*** Opening of Supplied information ***

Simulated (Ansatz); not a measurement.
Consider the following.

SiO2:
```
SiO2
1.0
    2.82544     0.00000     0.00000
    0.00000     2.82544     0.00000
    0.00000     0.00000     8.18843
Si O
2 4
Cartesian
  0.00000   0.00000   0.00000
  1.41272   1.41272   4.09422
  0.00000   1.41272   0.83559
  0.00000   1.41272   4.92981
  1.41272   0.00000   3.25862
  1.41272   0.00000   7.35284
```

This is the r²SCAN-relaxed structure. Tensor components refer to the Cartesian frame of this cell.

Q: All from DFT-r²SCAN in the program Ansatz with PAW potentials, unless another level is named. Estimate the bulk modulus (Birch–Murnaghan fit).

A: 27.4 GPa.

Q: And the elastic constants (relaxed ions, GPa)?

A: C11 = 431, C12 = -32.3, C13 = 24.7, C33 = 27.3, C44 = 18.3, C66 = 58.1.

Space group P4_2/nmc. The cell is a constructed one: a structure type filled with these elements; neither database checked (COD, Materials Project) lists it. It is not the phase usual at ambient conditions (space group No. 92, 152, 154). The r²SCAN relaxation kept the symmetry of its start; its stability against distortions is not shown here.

*** Close of Supplied information ***

Copy the data once more. Leave nothing out.

Simulated (Ansatz); not a measurement.
Consider the following.

SiO2:
```
SiO2
1.0
    2.82544     0.00000     0.00000
    0.00000     2.82544     0.00000
    0.00000     0.00000     8.18843
Si O
2 4
Cartesian
  0.00000   0.00000   0.00000
  1.41272   1.41272   4.09422
  0.00000   1.41272   0.83559
  0.00000   1.41272   4.92981
  1.41272   0.00000   3.25862
  1.41272   0.00000   7.35284
```

This is the r²SCAN-relaxed structure. Tensor components refer to the Cartesian frame of this cell.

Q: All from DFT-r²SCAN in the program Ansatz with PAW potentials, unless another level is named. Estimate the bulk modulus (Birch–Murnaghan fit).

A: 27.4 GPa.

Q: And the elastic constants (relaxed ions, GPa)?

A: C11 = 431, C12 = -32.3, C13 = 24.7, C33 = 27.3, C44 = 18.3, C66 = 58.1.

Space group P4_2/nmc. The cell is a constructed one: a structure type filled with these elements; neither database checked (COD, Materials Project) lists it. It is not the phase usual at ambient conditions (space group No. 92, 152, 154). The r²SCAN relaxation kept the symmetry of its start; its stability against distortions is not shown here.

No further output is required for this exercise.